- **Activity**:
The answer must be an exact restatement of all the data.

- **Provided information**:
[Start of section]
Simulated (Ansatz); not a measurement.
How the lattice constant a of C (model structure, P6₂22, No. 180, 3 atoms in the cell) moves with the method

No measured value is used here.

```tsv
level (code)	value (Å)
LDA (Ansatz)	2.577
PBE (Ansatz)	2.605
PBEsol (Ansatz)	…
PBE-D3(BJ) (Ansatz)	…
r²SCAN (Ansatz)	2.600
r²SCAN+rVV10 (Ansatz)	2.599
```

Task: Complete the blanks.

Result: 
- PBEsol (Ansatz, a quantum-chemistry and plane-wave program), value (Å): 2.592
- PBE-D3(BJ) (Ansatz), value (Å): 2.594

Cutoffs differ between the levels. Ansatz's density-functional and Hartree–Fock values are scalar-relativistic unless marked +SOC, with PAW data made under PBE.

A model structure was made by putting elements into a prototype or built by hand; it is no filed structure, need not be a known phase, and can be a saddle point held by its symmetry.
[End of section]

- **Written answer**:
Simulated (Ansatz); not a measurement.
How the lattice constant a of C (model structure, P6₂22, No. 180, 3 atoms in the cell) moves with the method

No measured value is used here.

```tsv
level (code)	value (Å)
LDA (Ansatz)	2.577
PBE (Ansatz)	2.605
PBEsol (Ansatz)	…
PBE-D3(BJ) (Ansatz)	…
r²SCAN (Ansatz)	2.600
r²SCAN+rVV10 (Ansatz)	2.599
```

Task: Complete the blanks.

Result: 
- PBEsol (Ansatz, a quantum-chemistry and plane-wave program), value (Å): 2.592
- PBE-D3(BJ) (Ansatz), value (Å): 2.594

Cutoffs differ between the levels. Ansatz's density-functional and Hartree–Fock values are scalar-relativistic unless marked +SOC, with PAW data made under PBE.

A model structure was made by putting elements into a prototype or built by hand; it is no filed structure, need not be a known phase, and can be a saddle point held by its symmetry.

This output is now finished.